☆ ☆ ☆

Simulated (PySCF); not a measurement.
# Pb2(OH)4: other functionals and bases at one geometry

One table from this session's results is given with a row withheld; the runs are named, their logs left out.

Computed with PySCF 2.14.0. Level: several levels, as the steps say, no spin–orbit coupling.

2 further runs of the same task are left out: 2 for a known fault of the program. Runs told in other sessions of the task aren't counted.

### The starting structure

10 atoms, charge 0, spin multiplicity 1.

☆ ☆ ☆

Nothing is to be left out, and every entry is to be transcribed exactly.

Simulated (PySCF); not a measurement.
# Pb2(OH)4: other functionals and bases at one geometry

One table from this session's results is given with a row withheld; the runs are named, their logs left out.

Computed with PySCF 2.14.0. Level: several levels, as the steps say, no spin–orbit coupling.

2 further runs of the same task are left out: 2 for a known fault of the program. Runs told in other sessions of the task aren't counted.

### The starting structure

10 atoms, charge 0, spin multiplicity 1.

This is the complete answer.